• **Material supplied**

++++++++

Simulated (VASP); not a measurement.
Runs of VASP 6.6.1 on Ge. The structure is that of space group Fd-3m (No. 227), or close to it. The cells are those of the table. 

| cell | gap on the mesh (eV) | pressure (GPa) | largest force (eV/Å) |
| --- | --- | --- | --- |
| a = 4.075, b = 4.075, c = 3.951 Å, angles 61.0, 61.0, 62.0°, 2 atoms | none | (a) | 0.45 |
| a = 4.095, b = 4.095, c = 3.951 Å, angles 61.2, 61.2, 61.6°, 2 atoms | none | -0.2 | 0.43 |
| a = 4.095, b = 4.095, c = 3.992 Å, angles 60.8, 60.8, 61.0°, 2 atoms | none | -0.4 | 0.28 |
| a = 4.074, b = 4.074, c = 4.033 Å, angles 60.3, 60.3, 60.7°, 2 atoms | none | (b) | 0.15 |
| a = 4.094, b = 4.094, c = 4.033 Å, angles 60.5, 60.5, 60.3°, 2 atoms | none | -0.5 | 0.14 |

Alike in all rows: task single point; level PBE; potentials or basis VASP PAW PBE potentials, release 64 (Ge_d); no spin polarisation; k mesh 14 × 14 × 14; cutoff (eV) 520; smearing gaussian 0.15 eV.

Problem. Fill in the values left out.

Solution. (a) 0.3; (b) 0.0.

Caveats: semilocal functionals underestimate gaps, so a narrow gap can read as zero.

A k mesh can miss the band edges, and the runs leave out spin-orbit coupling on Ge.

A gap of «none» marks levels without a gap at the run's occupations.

++++++++

• **Work task**
The lines to extract from the data above begin with the line containing "Problem. Fill in the values left out." and end with the line containing "A k mesh can". Extract them exactly, including both.

• **Expected answer**
Problem. Fill in the values left out.

Solution. (a) 0.3; (b) 0.0.

Caveats: semilocal functionals underestimate gaps, so a narrow gap can read as zero.

A k mesh can miss the band edges, and the runs leave out spin-orbit coupling on Ge.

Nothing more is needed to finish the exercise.